* REQUIRED ACTION *
Print exactly those lines that run from the beginning of the data to the line bearing "N1 (aniline-type nitrogen)", inclusive.

=== INFORMATION GIVEN ===

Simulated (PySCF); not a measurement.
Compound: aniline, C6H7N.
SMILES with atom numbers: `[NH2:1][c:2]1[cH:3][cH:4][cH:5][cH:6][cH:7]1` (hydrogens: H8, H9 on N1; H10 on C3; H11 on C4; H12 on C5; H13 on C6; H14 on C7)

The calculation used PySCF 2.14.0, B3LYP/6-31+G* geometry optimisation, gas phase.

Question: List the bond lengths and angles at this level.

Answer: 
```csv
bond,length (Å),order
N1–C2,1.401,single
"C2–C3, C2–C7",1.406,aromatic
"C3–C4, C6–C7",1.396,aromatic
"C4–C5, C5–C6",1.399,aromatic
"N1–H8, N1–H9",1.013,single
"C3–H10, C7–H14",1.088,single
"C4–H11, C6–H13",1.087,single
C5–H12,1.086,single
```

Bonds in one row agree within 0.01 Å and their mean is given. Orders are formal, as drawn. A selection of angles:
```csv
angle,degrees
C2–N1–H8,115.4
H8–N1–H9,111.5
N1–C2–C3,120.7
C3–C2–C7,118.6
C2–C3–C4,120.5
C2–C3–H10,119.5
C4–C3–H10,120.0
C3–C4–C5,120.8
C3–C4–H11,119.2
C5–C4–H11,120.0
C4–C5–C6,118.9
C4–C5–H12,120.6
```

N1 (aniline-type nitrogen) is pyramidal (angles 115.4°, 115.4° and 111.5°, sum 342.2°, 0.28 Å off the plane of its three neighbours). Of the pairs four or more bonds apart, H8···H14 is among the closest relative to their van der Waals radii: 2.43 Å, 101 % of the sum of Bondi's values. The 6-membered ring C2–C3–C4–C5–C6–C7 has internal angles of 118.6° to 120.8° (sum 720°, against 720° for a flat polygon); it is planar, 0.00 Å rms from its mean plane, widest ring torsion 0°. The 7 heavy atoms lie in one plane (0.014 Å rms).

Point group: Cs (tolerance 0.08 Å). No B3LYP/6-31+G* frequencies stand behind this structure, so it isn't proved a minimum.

===

* ANSWER AREA *
Simulated (PySCF); not a measurement.
Compound: aniline, C6H7N.
SMILES with atom numbers: `[NH2:1][c:2]1[cH:3][cH:4][cH:5][cH:6][cH:7]1` (hydrogens: H8, H9 on N1; H10 on C3; H11 on C4; H12 on C5; H13 on C6; H14 on C7)

The calculation used PySCF 2.14.0, B3LYP/6-31+G* geometry optimisation, gas phase.

Question: List the bond lengths and angles at this level.

Answer: 
```csv
bond,length (Å),order
N1–C2,1.401,single
"C2–C3, C2–C7",1.406,aromatic
"C3–C4, C6–C7",1.396,aromatic
"C4–C5, C5–C6",1.399,aromatic
"N1–H8, N1–H9",1.013,single
"C3–H10, C7–H14",1.088,single
"C4–H11, C6–H13",1.087,single
C5–H12,1.086,single
```

Bonds in one row agree within 0.01 Å and their mean is given. Orders are formal, as drawn. A selection of angles:
```csv
angle,degrees
C2–N1–H8,115.4
H8–N1–H9,111.5
N1–C2–C3,120.7
C3–C2–C7,118.6
C2–C3–C4,120.5
C2–C3–H10,119.5
C4–C3–H10,120.0
C3–C4–C5,120.8
C3–C4–H11,119.2
C5–C4–H11,120.0
C4–C5–C6,118.9
C4–C5–H12,120.6
```

N1 (aniline-type nitrogen) is pyramidal (angles 115.4°, 115.4° and 111.5°, sum 342.2°, 0.28 Å off the plane of its three neighbours). Of the pairs four or more bonds apart, H8···H14 is among the closest relative to their van der Waals radii: 2.43 Å, 101 % of the sum of Bondi's values. The 6-membered ring C2–C3–C4–C5–C6–C7 has internal angles of 118.6° to 120.8° (sum 720°, against 720° for a flat polygon); it is planar, 0.00 Å rms from its mean plane, widest ring torsion 0°. The 7 heavy atoms lie in one plane (0.014 Å rms).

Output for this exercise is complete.